- **Work order**: Return exactly the span of lines in the following data that opens with the line containing "- Band gap on" and closes with the line containing "It took 35 s". Include nothing else.

- **Information given**:
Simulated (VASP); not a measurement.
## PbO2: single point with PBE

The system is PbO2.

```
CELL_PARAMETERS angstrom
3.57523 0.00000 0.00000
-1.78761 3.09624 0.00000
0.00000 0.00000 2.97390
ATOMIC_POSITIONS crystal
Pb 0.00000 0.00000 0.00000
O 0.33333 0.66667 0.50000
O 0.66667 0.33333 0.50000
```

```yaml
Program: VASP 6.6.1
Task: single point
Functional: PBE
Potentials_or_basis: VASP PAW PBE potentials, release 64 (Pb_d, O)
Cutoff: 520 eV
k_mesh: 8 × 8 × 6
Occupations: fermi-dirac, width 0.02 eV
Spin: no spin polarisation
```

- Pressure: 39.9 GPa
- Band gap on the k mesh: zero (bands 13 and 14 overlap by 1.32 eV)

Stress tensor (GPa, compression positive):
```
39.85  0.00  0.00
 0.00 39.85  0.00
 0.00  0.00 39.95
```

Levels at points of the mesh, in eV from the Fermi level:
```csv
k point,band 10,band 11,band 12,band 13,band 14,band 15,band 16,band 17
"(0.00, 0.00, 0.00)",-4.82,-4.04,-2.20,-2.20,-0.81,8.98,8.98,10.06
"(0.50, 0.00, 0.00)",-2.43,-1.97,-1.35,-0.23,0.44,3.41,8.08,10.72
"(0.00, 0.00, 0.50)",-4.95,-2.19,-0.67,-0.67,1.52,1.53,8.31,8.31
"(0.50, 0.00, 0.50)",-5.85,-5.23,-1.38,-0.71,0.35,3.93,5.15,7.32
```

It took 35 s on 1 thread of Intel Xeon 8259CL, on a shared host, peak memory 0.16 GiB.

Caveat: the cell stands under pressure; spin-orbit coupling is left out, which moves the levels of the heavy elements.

- **Written reply**:
- Band gap on the k mesh: zero (bands 13 and 14 overlap by 1.32 eV)

Stress tensor (GPa, compression positive):
```
39.85  0.00  0.00
 0.00 39.85  0.00
 0.00  0.00 39.95
```

Levels at points of the mesh, in eV from the Fermi level:
```csv
k point,band 10,band 11,band 12,band 13,band 14,band 15,band 16,band 17
"(0.00, 0.00, 0.00)",-4.82,-4.04,-2.20,-2.20,-0.81,8.98,8.98,10.06
"(0.50, 0.00, 0.00)",-2.43,-1.97,-1.35,-0.23,0.44,3.41,8.08,10.72
"(0.00, 0.00, 0.50)",-4.95,-2.19,-0.67,-0.67,1.52,1.53,8.31,8.31
"(0.50, 0.00, 0.50)",-5.85,-5.23,-1.38,-0.71,0.35,3.93,5.15,7.32
```

It took 35 s on 1 thread of Intel Xeon 8259CL, on a shared host, peak memory 0.16 GiB.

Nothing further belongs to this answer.